[Required action]
Please restate exactly what appears in the records below from the first line to the line where "Symmetry: P4/nmm, No." is, that line included.

Content starts
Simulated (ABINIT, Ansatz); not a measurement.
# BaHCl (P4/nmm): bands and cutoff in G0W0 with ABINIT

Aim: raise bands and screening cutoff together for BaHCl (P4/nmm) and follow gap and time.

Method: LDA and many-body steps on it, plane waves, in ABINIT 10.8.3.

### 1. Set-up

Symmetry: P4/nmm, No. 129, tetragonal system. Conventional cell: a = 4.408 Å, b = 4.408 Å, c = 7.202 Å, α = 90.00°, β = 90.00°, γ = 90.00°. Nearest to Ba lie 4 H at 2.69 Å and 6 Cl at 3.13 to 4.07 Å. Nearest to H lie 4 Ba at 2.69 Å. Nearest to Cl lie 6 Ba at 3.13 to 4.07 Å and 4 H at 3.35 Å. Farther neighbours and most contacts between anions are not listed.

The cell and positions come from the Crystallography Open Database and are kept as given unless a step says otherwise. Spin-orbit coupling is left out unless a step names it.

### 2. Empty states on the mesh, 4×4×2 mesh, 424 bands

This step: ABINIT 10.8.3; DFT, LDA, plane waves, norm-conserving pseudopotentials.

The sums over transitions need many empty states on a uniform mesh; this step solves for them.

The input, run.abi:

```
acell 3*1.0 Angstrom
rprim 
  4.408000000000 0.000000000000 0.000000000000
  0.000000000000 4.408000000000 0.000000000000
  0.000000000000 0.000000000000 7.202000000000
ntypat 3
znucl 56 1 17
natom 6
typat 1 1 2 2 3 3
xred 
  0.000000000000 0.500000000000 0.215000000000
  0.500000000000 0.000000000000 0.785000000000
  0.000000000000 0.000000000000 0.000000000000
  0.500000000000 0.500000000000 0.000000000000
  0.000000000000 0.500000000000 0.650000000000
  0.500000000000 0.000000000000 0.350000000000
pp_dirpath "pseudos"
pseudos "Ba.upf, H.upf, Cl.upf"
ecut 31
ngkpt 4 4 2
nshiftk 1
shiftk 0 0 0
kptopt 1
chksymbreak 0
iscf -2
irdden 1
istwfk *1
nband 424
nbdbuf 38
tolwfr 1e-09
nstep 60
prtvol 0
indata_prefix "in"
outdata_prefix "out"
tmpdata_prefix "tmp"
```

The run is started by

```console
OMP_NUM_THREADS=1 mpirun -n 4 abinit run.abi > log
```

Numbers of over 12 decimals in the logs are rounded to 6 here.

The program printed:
Content ends

[Task answer]
Simulated (ABINIT, Ansatz); not a measurement.
# BaHCl (P4/nmm): bands and cutoff in G0W0 with ABINIT

Aim: raise bands and screening cutoff together for BaHCl (P4/nmm) and follow gap and time.

Method: LDA and many-body steps on it, plane waves, in ABINIT 10.8.3.

### 1. Set-up

Symmetry: P4/nmm, No. 129, tetragonal system. Conventional cell: a = 4.408 Å, b = 4.408 Å, c = 7.202 Å, α = 90.00°, β = 90.00°, γ = 90.00°. Nearest to Ba lie 4 H at 2.69 Å and 6 Cl at 3.13 to 4.07 Å. Nearest to H lie 4 Ba at 2.69 Å. Nearest to Cl lie 6 Ba at 3.13 to 4.07 Å and 4 H at 3.35 Å. Farther neighbours and most contacts between anions are not listed.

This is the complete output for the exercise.